The answer should consist of every line of the material, repeated verbatim.

-- Recorded information follows --

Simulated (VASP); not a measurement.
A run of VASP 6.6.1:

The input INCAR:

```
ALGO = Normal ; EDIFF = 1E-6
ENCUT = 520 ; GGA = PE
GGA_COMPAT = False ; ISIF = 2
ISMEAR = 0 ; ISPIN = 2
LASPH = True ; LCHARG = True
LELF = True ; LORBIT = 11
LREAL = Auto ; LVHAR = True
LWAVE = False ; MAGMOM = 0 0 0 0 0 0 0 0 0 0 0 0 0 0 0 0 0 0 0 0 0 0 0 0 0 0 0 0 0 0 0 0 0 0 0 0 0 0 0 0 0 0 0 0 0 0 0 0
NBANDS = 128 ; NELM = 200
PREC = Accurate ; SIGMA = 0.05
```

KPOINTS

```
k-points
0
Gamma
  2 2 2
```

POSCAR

-- Recorded information concluded --

→ **Problem solution**:
Simulated (VASP); not a measurement.
A run of VASP 6.6.1:

The input INCAR:

```
ALGO = Normal ; EDIFF = 1E-6
ENCUT = 520 ; GGA = PE
GGA_COMPAT = False ; ISIF = 2
ISMEAR = 0 ; ISPIN = 2
LASPH = True ; LCHARG = True
LELF = True ; LORBIT = 11
LREAL = Auto ; LVHAR = True
LWAVE = False ; MAGMOM = 0 0 0 0 0 0 0 0 0 0 0 0 0 0 0 0 0 0 0 0 0 0 0 0 0 0 0 0 0 0 0 0 0 0 0 0 0 0 0 0 0 0 0 0 0 0 0 0
NBANDS = 128 ; NELM = 200
PREC = Accurate ; SIGMA = 0.05
```

KPOINTS

```
k-points
0
Gamma
  2 2 2
```

POSCAR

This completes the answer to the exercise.